§ **Input data**
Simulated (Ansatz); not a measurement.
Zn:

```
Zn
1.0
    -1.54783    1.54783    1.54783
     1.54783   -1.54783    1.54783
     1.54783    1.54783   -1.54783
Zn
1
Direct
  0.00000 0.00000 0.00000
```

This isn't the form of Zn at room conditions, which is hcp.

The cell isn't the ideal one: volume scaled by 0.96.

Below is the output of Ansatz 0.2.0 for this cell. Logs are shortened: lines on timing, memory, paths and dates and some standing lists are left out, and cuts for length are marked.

§ **Work request**
Transcribe the records exactly as they appear.

§ **Task answer**
Simulated (Ansatz); not a measurement.
Zn:

```
Zn
1.0
    -1.54783    1.54783    1.54783
     1.54783   -1.54783    1.54783
     1.54783    1.54783   -1.54783
Zn
1
Direct
  0.00000 0.00000 0.00000
```

This isn't the form of Zn at room conditions, which is hcp.

The cell isn't the ideal one: volume scaled by 0.96.

Below is the output of Ansatz 0.2.0 for this cell. Logs are shortened: lines on timing, memory, paths and dates and some standing lists are left out, and cuts for length are marked.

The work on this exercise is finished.